Work request →
Repeat the entries below exactly and in full.

Data supplied →
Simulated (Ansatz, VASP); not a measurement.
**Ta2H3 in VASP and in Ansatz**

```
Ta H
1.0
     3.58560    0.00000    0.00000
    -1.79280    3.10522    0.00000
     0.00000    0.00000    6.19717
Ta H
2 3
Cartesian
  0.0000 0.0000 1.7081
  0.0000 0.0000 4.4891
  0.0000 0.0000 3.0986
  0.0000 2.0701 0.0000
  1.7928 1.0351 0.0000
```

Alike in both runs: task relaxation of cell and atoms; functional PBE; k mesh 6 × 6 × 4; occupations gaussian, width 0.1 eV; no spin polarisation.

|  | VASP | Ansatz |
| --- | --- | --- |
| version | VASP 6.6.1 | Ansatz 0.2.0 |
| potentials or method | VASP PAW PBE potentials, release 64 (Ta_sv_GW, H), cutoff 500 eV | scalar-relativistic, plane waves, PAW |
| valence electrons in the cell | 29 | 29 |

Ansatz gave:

Your solution →
Simulated (Ansatz, VASP); not a measurement.
**Ta2H3 in VASP and in Ansatz**

```
Ta H
1.0
     3.58560    0.00000    0.00000
    -1.79280    3.10522    0.00000
     0.00000    0.00000    6.19717
Ta H
2 3
Cartesian
  0.0000 0.0000 1.7081
  0.0000 0.0000 4.4891
  0.0000 0.0000 3.0986
  0.0000 2.0701 0.0000
  1.7928 1.0351 0.0000
```

Alike in both runs: task relaxation of cell and atoms; functional PBE; k mesh 6 × 6 × 4; occupations gaussian, width 0.1 eV; no spin polarisation.

|  | VASP | Ansatz |
| --- | --- | --- |
| version | VASP 6.6.1 | Ansatz 0.2.0 |
| potentials or method | VASP PAW PBE potentials, release 64 (Ta_sv_GW, H), cutoff 500 eV | scalar-relativistic, plane waves, PAW |
| valence electrons in the cell | 29 | 29 |

Ansatz gave:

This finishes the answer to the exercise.